**Source material**
-- Opening Marker --

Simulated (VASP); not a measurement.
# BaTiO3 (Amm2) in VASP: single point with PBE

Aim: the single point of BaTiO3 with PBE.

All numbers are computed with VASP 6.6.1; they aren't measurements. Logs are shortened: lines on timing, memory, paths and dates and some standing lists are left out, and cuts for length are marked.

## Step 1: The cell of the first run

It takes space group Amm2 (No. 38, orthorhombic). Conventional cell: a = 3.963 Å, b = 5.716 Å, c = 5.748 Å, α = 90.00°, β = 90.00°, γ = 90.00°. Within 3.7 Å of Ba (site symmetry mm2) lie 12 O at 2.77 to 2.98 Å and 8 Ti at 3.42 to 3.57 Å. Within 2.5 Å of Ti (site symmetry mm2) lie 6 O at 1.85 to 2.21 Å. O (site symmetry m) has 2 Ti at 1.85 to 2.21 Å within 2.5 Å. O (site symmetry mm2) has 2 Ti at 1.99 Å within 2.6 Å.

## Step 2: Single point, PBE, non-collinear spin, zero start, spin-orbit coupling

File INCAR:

-- Closing Marker --

**Assignment**
Copy out the data in full, exactly.

**Task result**
Simulated (VASP); not a measurement.
# BaTiO3 (Amm2) in VASP: single point with PBE

Aim: the single point of BaTiO3 with PBE.

All numbers are computed with VASP 6.6.1; they aren't measurements. Logs are shortened: lines on timing, memory, paths and dates and some standing lists are left out, and cuts for length are marked.

## Step 1: The cell of the first run

It takes space group Amm2 (No. 38, orthorhombic). Conventional cell: a = 3.963 Å, b = 5.716 Å, c = 5.748 Å, α = 90.00°, β = 90.00°, γ = 90.00°. Within 3.7 Å of Ba (site symmetry mm2) lie 12 O at 2.77 to 2.98 Å and 8 Ti at 3.42 to 3.57 Å. Within 2.5 Å of Ti (site symmetry mm2) lie 6 O at 1.85 to 2.21 Å. O (site symmetry m) has 2 Ti at 1.85 to 2.21 Å within 2.5 Å. O (site symmetry mm2) has 2 Ti at 1.99 Å within 2.6 Å.

## Step 2: Single point, PBE, non-collinear spin, zero start, spin-orbit coupling

File INCAR:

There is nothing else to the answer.